> Work instruction: Give back an exact copy of the lines in the records below, from the line that has "(2) Estimate the band gap on the k mesh." through the line that has "(2) zero (bands", and nothing besides.

> Record excerpts:
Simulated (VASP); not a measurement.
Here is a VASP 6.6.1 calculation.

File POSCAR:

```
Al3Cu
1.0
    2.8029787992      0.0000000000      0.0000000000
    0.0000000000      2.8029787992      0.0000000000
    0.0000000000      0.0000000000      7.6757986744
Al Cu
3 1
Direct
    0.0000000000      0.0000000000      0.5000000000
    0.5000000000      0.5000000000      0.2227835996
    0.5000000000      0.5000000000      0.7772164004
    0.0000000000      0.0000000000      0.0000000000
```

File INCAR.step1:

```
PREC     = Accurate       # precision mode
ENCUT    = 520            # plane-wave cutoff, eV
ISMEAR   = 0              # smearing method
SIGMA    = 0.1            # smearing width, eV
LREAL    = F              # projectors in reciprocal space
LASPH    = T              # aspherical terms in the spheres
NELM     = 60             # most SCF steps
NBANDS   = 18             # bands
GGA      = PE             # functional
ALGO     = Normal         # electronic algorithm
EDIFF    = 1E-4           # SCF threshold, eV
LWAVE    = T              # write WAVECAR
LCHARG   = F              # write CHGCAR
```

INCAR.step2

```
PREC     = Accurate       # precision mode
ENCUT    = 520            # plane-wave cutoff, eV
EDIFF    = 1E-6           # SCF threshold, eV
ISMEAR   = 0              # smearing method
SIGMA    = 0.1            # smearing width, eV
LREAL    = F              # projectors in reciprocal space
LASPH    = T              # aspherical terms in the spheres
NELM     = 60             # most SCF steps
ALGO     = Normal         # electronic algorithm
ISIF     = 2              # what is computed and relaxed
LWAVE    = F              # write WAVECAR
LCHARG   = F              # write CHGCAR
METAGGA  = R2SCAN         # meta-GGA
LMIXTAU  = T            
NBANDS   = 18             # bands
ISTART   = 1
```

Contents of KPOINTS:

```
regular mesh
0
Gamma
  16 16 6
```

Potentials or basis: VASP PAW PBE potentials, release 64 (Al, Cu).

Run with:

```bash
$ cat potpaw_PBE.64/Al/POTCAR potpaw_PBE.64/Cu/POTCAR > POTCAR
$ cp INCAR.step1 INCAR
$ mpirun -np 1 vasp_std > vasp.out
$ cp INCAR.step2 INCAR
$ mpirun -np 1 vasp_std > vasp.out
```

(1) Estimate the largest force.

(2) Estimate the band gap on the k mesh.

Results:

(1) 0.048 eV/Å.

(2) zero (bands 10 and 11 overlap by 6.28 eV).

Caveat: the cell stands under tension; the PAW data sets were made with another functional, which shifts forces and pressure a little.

> Solution:
(2) Estimate the band gap on the k mesh.

Results:

(1) 0.048 eV/Å.

(2) zero (bands 10 and 11 overlap by 6.28 eV).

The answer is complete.